- **Supplied material**:
◆ ◆ ◆ ◆

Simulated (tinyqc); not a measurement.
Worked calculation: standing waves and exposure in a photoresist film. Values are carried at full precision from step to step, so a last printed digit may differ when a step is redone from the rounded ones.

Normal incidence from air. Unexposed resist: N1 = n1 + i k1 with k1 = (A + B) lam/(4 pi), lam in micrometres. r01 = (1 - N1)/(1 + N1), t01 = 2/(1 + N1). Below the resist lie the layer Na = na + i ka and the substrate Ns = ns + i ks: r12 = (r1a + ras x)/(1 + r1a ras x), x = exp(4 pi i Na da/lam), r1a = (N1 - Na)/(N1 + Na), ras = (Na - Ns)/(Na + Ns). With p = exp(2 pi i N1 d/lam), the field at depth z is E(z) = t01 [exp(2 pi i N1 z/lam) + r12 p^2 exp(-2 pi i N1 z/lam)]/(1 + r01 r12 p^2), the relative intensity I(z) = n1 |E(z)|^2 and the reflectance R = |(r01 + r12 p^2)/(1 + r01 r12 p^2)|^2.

◆ ◆ ◆ ◆

- **Activity**: Transcribe the listing in full, line by line.

- **Problem solution**:
Simulated (tinyqc); not a measurement.
Worked calculation: standing waves and exposure in a photoresist film. Values are carried at full precision from step to step, so a last printed digit may differ when a step is redone from the rounded ones.

Normal incidence from air. Unexposed resist: N1 = n1 + i k1 with k1 = (A + B) lam/(4 pi), lam in micrometres. r01 = (1 - N1)/(1 + N1), t01 = 2/(1 + N1). Below the resist lie the layer Na = na + i ka and the substrate Ns = ns + i ks: r12 = (r1a + ras x)/(1 + r1a ras x), x = exp(4 pi i Na da/lam), r1a = (N1 - Na)/(N1 + Na), ras = (Na - Ns)/(Na + Ns). With p = exp(2 pi i N1 d/lam), the field at depth z is E(z) = t01 [exp(2 pi i N1 z/lam) + r12 p^2 exp(-2 pi i N1 z/lam)]/(1 + r01 r12 p^2), the relative intensity I(z) = n1 |E(z)|^2 and the reflectance R = |(r01 + r12 p^2)/(1 + r01 r12 p^2)|^2.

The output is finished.